### Exercise
Please write out all of the entries exactly as they appear.

### Source information
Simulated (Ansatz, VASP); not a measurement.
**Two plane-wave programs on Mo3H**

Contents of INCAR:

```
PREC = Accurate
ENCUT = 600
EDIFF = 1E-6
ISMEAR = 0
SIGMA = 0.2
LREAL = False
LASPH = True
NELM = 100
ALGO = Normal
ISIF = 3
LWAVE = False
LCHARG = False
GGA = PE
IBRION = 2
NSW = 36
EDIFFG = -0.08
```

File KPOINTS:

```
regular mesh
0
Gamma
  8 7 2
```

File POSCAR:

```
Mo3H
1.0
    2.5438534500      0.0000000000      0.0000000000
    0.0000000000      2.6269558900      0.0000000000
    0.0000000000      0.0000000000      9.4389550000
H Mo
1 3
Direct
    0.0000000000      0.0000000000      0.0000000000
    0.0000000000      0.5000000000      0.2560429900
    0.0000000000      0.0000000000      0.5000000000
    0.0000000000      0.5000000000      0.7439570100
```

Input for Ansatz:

### Response area
Simulated (Ansatz, VASP); not a measurement.
**Two plane-wave programs on Mo3H**

Contents of INCAR:

```
PREC = Accurate
ENCUT = 600
EDIFF = 1E-6
ISMEAR = 0
SIGMA = 0.2
LREAL = False
LASPH = True
NELM = 100
ALGO = Normal
ISIF = 3
LWAVE = False
LCHARG = False
GGA = PE
IBRION = 2
NSW = 36
EDIFFG = -0.08
```

File KPOINTS:

```
regular mesh
0
Gamma
  8 7 2
```

File POSCAR:

```
Mo3H
1.0
    2.5438534500      0.0000000000      0.0000000000
    0.0000000000      2.6269558900      0.0000000000
    0.0000000000      0.0000000000      9.4389550000
H Mo
1 3
Direct
    0.0000000000      0.0000000000      0.0000000000
    0.0000000000      0.5000000000      0.2560429900
    0.0000000000      0.0000000000      0.5000000000
    0.0000000000      0.5000000000      0.7439570100
```

Input for Ansatz:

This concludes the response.